*ASSIGNED TASK:*
Please write out exactly, and only, the lines from the first in the material below to the line containing "C₆ coefficients of unlike pairs at PBE", both included.

▽

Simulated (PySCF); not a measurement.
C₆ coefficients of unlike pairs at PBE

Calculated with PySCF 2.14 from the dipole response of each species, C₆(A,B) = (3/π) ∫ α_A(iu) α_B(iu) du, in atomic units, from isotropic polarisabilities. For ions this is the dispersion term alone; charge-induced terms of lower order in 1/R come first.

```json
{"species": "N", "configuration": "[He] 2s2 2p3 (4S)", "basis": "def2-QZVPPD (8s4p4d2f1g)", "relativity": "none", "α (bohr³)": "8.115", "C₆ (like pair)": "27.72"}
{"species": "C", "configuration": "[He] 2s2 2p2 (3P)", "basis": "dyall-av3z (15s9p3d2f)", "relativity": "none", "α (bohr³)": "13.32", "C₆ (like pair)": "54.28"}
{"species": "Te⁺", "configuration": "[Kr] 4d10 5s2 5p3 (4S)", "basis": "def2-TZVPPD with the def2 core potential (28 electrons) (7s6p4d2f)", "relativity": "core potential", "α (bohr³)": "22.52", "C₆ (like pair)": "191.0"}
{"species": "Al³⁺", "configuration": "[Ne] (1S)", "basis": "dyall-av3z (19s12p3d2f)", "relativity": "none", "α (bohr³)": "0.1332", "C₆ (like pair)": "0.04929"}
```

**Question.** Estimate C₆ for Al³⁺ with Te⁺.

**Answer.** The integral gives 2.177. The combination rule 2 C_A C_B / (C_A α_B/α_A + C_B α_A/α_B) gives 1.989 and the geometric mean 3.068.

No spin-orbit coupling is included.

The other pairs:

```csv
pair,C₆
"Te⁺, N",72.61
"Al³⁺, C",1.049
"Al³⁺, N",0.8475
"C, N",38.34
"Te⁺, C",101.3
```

△

*ANSWER BOX:*
Simulated (PySCF); not a measurement.
C₆ coefficients of unlike pairs at PBE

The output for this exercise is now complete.